>>
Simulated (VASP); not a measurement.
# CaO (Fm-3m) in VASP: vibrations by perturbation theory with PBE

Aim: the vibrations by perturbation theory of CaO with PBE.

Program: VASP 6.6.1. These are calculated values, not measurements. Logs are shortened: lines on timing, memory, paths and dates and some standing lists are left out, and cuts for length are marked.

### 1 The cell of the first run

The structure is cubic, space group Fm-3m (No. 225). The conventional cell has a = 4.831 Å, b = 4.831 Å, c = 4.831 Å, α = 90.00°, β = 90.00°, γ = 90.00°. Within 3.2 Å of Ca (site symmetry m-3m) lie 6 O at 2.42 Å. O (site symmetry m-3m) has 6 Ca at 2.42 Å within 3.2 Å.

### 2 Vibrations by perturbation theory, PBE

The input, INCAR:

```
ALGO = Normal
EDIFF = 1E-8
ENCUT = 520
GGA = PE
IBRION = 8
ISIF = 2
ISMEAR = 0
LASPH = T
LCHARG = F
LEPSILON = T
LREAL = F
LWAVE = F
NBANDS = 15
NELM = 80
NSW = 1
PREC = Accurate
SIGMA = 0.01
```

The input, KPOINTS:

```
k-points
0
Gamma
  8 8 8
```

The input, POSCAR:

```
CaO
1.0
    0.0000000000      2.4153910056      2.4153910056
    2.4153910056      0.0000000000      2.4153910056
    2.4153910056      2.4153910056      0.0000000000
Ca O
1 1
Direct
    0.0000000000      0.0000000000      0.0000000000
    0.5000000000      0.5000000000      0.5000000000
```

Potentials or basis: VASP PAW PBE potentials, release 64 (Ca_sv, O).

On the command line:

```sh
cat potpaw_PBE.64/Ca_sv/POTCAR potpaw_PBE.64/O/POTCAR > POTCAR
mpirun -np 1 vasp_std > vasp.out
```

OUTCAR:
<<

Activity
Only the lines from the start of the listing through the line with "Aim: the vibrations" should be repeated, each exactly as it stands.

Exercise solution
Simulated (VASP); not a measurement.
# CaO (Fm-3m) in VASP: vibrations by perturbation theory with PBE

Aim: the vibrations by perturbation theory of CaO with PBE.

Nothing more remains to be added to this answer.